> Activity:
Could you return the full listing below exactly as it appears?

========

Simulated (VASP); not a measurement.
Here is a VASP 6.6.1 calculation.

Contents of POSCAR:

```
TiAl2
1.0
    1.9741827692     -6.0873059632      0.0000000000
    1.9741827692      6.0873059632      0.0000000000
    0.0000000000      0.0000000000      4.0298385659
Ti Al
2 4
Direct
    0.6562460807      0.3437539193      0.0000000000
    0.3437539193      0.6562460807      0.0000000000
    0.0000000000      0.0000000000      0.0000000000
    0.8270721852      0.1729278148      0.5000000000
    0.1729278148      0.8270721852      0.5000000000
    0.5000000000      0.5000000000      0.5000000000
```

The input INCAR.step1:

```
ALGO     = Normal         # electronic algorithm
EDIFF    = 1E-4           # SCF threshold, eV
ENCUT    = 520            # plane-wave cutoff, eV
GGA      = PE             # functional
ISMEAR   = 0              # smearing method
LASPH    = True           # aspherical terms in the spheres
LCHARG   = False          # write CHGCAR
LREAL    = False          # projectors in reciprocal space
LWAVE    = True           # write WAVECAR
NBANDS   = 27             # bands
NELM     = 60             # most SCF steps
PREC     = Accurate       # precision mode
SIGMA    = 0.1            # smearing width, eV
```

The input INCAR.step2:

========

> Written reply:
Simulated (VASP); not a measurement.
Here is a VASP 6.6.1 calculation.

Contents of POSCAR:

```
TiAl2
1.0
    1.9741827692     -6.0873059632      0.0000000000
    1.9741827692      6.0873059632      0.0000000000
    0.0000000000      0.0000000000      4.0298385659
Ti Al
2 4
Direct
    0.6562460807      0.3437539193      0.0000000000
    0.3437539193      0.6562460807      0.0000000000
    0.0000000000      0.0000000000      0.0000000000
    0.8270721852      0.1729278148      0.5000000000
    0.1729278148      0.8270721852      0.5000000000
    0.5000000000      0.5000000000      0.5000000000
```

The input INCAR.step1:

```
ALGO     = Normal         # electronic algorithm
EDIFF    = 1E-4           # SCF threshold, eV
ENCUT    = 520            # plane-wave cutoff, eV
GGA      = PE             # functional
ISMEAR   = 0              # smearing method
LASPH    = True           # aspherical terms in the spheres
LCHARG   = False          # write CHGCAR
LREAL    = False          # projectors in reciprocal space
LWAVE    = True           # write WAVECAR
NBANDS   = 27             # bands
NELM     = 60             # most SCF steps
PREC     = Accurate       # precision mode
SIGMA    = 0.1            # smearing width, eV
```

The input INCAR.step2:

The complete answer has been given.